→ EXERCISE
Each of the entries below should be written out exactly as it reads.

→ PROVIDED DATA
****************************************

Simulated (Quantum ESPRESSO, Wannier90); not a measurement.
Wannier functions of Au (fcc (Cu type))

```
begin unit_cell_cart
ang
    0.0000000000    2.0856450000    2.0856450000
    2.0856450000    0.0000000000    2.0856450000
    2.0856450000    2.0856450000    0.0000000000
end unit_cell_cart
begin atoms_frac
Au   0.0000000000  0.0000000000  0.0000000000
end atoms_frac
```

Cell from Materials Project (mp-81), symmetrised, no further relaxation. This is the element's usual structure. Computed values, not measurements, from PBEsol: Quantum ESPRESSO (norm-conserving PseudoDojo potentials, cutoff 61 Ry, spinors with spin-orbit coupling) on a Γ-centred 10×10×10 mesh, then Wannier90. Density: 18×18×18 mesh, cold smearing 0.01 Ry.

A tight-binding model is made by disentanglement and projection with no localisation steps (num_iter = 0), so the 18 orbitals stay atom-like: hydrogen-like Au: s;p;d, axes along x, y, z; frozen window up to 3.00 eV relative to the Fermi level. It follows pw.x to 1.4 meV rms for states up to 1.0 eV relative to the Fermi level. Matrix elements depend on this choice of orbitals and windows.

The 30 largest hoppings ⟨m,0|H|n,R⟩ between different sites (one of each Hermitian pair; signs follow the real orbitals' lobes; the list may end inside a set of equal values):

****************************************

→ EXERCISE OUTPUT
Simulated (Quantum ESPRESSO, Wannier90); not a measurement.
Wannier functions of Au (fcc (Cu type))

```
begin unit_cell_cart
ang
    0.0000000000    2.0856450000    2.0856450000
    2.0856450000    0.0000000000    2.0856450000
    2.0856450000    2.0856450000    0.0000000000
end unit_cell_cart
begin atoms_frac
Au   0.0000000000  0.0000000000  0.0000000000
end atoms_frac
```

Cell from Materials Project (mp-81), symmetrised, no further relaxation. This is the element's usual structure. Computed values, not measurements, from PBEsol: Quantum ESPRESSO (norm-conserving PseudoDojo potentials, cutoff 61 Ry, spinors with spin-orbit coupling) on a Γ-centred 10×10×10 mesh, then Wannier90. Density: 18×18×18 mesh, cold smearing 0.01 Ry.

A tight-binding model is made by disentanglement and projection with no localisation steps (num_iter = 0), so the 18 orbitals stay atom-like: hydrogen-like Au: s;p;d, axes along x, y, z; frozen window up to 3.00 eV relative to the Fermi level. It follows pw.x to 1.4 meV rms for states up to 1.0 eV relative to the Fermi level. Matrix elements depend on this choice of orbitals and windows.

The 30 largest hoppings ⟨m,0|H|n,R⟩ between different sites (one of each Hermitian pair; signs follow the real orbitals' lobes; the list may end inside a set of equal values):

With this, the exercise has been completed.